#### [Supplied data]
[Start of Attachment]
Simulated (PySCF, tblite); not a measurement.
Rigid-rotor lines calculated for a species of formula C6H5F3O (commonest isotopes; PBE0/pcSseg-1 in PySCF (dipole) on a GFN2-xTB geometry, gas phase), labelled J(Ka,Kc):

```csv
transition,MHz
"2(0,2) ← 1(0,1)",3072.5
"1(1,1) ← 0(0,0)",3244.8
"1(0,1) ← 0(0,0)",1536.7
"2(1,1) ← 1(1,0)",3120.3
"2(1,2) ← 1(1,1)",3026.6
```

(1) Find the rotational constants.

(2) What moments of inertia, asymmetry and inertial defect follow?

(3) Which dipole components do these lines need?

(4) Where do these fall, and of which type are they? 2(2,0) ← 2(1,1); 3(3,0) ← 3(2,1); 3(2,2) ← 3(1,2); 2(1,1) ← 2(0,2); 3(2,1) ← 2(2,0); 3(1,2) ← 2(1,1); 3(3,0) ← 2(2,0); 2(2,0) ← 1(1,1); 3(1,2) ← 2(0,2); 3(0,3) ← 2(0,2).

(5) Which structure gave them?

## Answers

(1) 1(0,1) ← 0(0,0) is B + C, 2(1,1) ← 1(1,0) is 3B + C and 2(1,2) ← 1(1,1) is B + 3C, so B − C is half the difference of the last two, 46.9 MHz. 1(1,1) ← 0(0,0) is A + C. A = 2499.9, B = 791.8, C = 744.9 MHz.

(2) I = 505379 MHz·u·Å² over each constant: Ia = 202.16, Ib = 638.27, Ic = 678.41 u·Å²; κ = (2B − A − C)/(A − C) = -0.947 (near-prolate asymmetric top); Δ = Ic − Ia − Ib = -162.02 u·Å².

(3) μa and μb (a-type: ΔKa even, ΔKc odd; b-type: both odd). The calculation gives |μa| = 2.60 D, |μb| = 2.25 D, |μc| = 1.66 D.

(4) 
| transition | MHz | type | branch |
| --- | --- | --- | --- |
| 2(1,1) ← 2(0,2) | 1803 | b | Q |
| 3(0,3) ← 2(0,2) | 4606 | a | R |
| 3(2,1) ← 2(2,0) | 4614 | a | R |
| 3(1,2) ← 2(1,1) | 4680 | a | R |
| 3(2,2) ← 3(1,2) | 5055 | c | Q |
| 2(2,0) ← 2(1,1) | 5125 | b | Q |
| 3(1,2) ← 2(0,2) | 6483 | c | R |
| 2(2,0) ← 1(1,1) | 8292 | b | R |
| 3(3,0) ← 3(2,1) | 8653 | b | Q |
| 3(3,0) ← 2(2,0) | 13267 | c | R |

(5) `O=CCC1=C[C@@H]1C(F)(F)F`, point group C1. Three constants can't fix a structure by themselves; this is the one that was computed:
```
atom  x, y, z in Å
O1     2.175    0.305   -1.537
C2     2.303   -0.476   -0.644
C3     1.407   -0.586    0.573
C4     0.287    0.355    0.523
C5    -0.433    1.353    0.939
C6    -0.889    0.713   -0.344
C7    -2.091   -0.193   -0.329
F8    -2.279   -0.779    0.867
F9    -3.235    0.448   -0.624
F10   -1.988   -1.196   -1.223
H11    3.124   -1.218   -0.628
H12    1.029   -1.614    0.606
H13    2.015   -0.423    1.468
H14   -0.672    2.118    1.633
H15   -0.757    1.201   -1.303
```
[End of Attachment]

#### [Brief]
From the listing above, output exactly the run of lines that starts with the line containing "Rigid-rotor lines calculated" and ends with the line containing "(3) Which dipole".

#### [Written reply]
Rigid-rotor lines calculated for a species of formula C6H5F3O (commonest isotopes; PBE0/pcSseg-1 in PySCF (dipole) on a GFN2-xTB geometry, gas phase), labelled J(Ka,Kc):

```csv
transition,MHz
"2(0,2) ← 1(0,1)",3072.5
"1(1,1) ← 0(0,0)",3244.8
"1(0,1) ← 0(0,0)",1536.7
"2(1,1) ← 1(1,0)",3120.3
"2(1,2) ← 1(1,1)",3026.6
```

(1) Find the rotational constants.

(2) What moments of inertia, asymmetry and inertial defect follow?

(3) Which dipole components do these lines need?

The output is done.